_WORK ITEM:_ Verbatim output required. Print the data in full.

[Opening DATA EXTRACT section]
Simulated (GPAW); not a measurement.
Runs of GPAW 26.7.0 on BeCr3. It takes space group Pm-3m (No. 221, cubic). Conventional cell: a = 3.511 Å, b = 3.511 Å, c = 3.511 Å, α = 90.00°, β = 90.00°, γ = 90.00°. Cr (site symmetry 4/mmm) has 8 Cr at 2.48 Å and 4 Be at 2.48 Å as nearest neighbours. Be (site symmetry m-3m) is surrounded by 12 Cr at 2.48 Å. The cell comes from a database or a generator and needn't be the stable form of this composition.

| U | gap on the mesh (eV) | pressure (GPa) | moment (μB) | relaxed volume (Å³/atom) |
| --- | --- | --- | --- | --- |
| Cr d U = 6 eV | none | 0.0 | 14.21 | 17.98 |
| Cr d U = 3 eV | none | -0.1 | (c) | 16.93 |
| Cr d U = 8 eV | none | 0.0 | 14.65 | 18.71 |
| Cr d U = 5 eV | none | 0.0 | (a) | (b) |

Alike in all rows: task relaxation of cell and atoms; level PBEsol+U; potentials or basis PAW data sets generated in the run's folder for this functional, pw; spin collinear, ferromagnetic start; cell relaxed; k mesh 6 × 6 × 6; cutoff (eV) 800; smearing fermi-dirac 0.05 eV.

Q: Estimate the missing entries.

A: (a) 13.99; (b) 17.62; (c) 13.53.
[Closing DATA EXTRACT section]

_ANSWER AREA:_
Simulated (GPAW); not a measurement.
Runs of GPAW 26.7.0 on BeCr3. It takes space group Pm-3m (No. 221, cubic). Conventional cell: a = 3.511 Å, b = 3.511 Å, c = 3.511 Å, α = 90.00°, β = 90.00°, γ = 90.00°. Cr (site symmetry 4/mmm) has 8 Cr at 2.48 Å and 4 Be at 2.48 Å as nearest neighbours. Be (site symmetry m-3m) is surrounded by 12 Cr at 2.48 Å. The cell comes from a database or a generator and needn't be the stable form of this composition.

| U | gap on the mesh (eV) | pressure (GPa) | moment (μB) | relaxed volume (Å³/atom) |
| --- | --- | --- | --- | --- |
| Cr d U = 6 eV | none | 0.0 | 14.21 | 17.98 |
| Cr d U = 3 eV | none | -0.1 | (c) | 16.93 |
| Cr d U = 8 eV | none | 0.0 | 14.65 | 18.71 |
| Cr d U = 5 eV | none | 0.0 | (a) | (b) |

Alike in all rows: task relaxation of cell and atoms; level PBEsol+U; potentials or basis PAW data sets generated in the run's folder for this functional, pw; spin collinear, ferromagnetic start; cell relaxed; k mesh 6 × 6 × 6; cutoff (eV) 800; smearing fermi-dirac 0.05 eV.

Q: Estimate the missing entries.

A: (a) 13.99; (b) 17.62; (c) 13.53.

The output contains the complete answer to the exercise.